=====

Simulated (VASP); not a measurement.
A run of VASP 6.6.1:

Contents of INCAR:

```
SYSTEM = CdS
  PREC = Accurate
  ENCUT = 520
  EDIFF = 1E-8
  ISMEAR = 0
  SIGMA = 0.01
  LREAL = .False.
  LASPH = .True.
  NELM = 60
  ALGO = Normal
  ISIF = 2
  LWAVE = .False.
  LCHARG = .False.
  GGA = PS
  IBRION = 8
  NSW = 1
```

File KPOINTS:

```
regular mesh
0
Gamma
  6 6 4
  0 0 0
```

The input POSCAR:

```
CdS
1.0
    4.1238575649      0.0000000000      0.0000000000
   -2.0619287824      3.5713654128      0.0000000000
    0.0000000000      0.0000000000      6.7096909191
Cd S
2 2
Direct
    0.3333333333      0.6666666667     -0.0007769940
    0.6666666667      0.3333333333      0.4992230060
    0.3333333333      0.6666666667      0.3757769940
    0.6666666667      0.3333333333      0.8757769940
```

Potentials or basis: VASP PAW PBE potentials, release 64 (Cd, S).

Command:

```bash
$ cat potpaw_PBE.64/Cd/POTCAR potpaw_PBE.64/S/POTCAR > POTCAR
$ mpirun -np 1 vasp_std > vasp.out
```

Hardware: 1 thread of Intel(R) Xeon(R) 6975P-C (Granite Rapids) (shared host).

=====

● **TASK ITEM**
The listing is to be given again exactly, line for line.

● **EXERCISE RESPONSE**
Simulated (VASP); not a measurement.
A run of VASP 6.6.1:

Contents of INCAR:

```
SYSTEM = CdS
  PREC = Accurate
  ENCUT = 520
  EDIFF = 1E-8
  ISMEAR = 0
  SIGMA = 0.01
  LREAL = .False.
  LASPH = .True.
  NELM = 60
  ALGO = Normal
  ISIF = 2
  LWAVE = .False.
  LCHARG = .False.
  GGA = PS
  IBRION = 8
  NSW = 1
```

File KPOINTS:

```
regular mesh
0
Gamma
  6 6 4
  0 0 0
```

The input POSCAR:

```
CdS
1.0
    4.1238575649      0.0000000000      0.0000000000
   -2.0619287824      3.5713654128      0.0000000000
    0.0000000000      0.0000000000      6.7096909191
Cd S
2 2
Direct
    0.3333333333      0.6666666667     -0.0007769940
    0.6666666667      0.3333333333      0.4992230060
    0.3333333333      0.6666666667      0.3757769940
    0.6666666667      0.3333333333      0.8757769940
```

Potentials or basis: VASP PAW PBE potentials, release 64 (Cd, S).

Command:

```bash
$ cat potpaw_PBE.64/Cd/POTCAR potpaw_PBE.64/S/POTCAR > POTCAR
$ mpirun -np 1 vasp_std > vasp.out
```

Hardware: 1 thread of Intel(R) Xeon(R) 6975P-C (Granite Rapids) (shared host).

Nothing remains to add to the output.